Supplied material →
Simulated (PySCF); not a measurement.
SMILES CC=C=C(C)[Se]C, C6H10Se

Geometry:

Requirement →
Every line of the material should come back unchanged.

Problem solution →
Simulated (PySCF); not a measurement.
SMILES CC=C=C(C)[Se]C, C6H10Se

Geometry:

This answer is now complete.